**Action item**
Nothing in the entries may be altered; copy them all exactly.

**Study material**
◇ ◇ ◇ ◇

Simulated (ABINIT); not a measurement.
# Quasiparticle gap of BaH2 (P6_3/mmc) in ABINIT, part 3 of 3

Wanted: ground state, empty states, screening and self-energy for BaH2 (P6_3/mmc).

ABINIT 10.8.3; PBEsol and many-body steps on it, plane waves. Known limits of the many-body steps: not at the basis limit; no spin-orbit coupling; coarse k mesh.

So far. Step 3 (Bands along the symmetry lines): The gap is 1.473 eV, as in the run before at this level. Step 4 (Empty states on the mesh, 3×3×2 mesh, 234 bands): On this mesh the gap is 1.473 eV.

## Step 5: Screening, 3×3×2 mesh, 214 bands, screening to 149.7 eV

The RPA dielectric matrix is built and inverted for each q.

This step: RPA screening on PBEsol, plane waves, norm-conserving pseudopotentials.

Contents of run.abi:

◇ ◇ ◇ ◇

**Exercise result**
Simulated (ABINIT); not a measurement.
# Quasiparticle gap of BaH2 (P6_3/mmc) in ABINIT, part 3 of 3

Wanted: ground state, empty states, screening and self-energy for BaH2 (P6_3/mmc).

ABINIT 10.8.3; PBEsol and many-body steps on it, plane waves. Known limits of the many-body steps: not at the basis limit; no spin-orbit coupling; coarse k mesh.

So far. Step 3 (Bands along the symmetry lines): The gap is 1.473 eV, as in the run before at this level. Step 4 (Empty states on the mesh, 3×3×2 mesh, 234 bands): On this mesh the gap is 1.473 eV.

## Step 5: Screening, 3×3×2 mesh, 214 bands, screening to 149.7 eV

The RPA dielectric matrix is built and inverted for each q.

This step: RPA screening on PBEsol, plane waves, norm-conserving pseudopotentials.

Contents of run.abi:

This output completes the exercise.